- _Activity_: Whatever the data contains, copy all of it exactly.

═══ Record excerpts ═══
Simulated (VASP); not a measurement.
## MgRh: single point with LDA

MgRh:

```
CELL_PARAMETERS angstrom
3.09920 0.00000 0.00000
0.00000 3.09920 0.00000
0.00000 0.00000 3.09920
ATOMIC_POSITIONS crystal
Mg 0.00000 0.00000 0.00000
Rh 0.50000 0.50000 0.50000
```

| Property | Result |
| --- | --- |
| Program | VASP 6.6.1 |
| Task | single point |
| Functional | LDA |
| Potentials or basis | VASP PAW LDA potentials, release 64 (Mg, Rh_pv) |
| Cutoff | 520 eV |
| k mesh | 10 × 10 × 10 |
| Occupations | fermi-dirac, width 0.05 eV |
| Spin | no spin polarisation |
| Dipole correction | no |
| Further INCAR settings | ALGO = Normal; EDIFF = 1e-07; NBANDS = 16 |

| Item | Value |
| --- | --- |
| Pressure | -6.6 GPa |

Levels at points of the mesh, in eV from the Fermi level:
═══

- _Exercise response_:
Simulated (VASP); not a measurement.
## MgRh: single point with LDA

MgRh:

```
CELL_PARAMETERS angstrom
3.09920 0.00000 0.00000
0.00000 3.09920 0.00000
0.00000 0.00000 3.09920
ATOMIC_POSITIONS crystal
Mg 0.00000 0.00000 0.00000
Rh 0.50000 0.50000 0.50000
```

| Property | Result |
| --- | --- |
| Program | VASP 6.6.1 |
| Task | single point |
| Functional | LDA |
| Potentials or basis | VASP PAW LDA potentials, release 64 (Mg, Rh_pv) |
| Cutoff | 520 eV |
| k mesh | 10 × 10 × 10 |
| Occupations | fermi-dirac, width 0.05 eV |
| Spin | no spin polarisation |
| Dipole correction | no |
| Further INCAR settings | ALGO = Normal; EDIFF = 1e-07; NBANDS = 16 |

| Item | Value |
| --- | --- |
| Pressure | -6.6 GPa |

Levels at points of the mesh, in eV from the Fermi level:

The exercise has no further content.